*WORK ITEM*
Reproduce the listing exactly, keeping every word as it is.

BEGIN THE DATA

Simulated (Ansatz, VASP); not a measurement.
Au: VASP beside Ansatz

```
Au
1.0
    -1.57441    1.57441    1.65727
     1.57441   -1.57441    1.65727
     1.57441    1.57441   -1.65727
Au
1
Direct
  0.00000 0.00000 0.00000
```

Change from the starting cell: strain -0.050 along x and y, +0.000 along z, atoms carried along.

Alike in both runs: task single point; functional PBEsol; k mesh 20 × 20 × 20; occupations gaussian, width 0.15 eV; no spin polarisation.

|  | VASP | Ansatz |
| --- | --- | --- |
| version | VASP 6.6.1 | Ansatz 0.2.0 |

END THE DATA

*EXERCISE RESPONSE*
Simulated (Ansatz, VASP); not a measurement.
Au: VASP beside Ansatz

```
Au
1.0
    -1.57441    1.57441    1.65727
     1.57441   -1.57441    1.65727
     1.57441    1.57441   -1.65727
Au
1
Direct
  0.00000 0.00000 0.00000
```

Change from the starting cell: strain -0.050 along x and y, +0.000 along z, atoms carried along.

Alike in both runs: task single point; functional PBEsol; k mesh 20 × 20 × 20; occupations gaussian, width 0.15 eV; no spin polarisation.

|  | VASP | Ansatz |
| --- | --- | --- |
| version | VASP 6.6.1 | Ansatz 0.2.0 |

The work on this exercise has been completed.